- **Work task**: Your answer must consist solely of the lines from the start of the entries below through the line with "Space group C2/c", unchanged.

- **Entries provided**:
_ _ _

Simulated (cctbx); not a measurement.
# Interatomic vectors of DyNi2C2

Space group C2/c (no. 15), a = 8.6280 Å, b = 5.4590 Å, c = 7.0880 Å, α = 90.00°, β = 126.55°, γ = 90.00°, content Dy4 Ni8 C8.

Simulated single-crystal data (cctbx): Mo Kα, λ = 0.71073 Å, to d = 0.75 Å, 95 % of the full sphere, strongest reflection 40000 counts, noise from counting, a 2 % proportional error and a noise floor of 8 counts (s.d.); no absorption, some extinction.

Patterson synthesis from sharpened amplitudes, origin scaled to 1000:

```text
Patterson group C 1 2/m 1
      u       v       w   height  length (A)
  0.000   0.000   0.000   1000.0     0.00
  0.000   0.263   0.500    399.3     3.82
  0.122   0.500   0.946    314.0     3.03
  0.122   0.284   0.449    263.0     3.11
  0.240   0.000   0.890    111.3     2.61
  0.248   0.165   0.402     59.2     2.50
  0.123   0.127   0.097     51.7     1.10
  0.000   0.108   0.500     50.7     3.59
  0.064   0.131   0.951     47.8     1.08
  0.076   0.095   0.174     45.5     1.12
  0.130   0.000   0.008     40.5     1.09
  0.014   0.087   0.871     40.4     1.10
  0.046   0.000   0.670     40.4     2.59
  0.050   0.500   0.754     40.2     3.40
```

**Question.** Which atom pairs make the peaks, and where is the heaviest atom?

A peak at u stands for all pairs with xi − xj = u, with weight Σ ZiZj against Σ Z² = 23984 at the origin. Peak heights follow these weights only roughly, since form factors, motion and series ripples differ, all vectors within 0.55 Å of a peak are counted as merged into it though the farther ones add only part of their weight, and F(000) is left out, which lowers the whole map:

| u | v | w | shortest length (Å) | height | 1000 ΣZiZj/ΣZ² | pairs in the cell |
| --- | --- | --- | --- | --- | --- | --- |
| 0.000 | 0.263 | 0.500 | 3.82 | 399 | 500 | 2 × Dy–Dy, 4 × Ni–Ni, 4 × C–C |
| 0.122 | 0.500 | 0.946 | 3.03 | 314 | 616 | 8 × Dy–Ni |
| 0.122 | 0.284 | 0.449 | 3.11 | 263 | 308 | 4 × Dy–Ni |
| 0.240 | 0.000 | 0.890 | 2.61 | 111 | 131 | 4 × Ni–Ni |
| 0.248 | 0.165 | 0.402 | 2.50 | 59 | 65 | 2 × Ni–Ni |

_ _ _

- **Written response**:
Simulated (cctbx); not a measurement.
# Interatomic vectors of DyNi2C2

Space group C2/c (no. 15), a = 8.6280 Å, b = 5.4590 Å, c = 7.0880 Å, α = 90.00°, β = 126.55°, γ = 90.00°, content Dy4 Ni8 C8.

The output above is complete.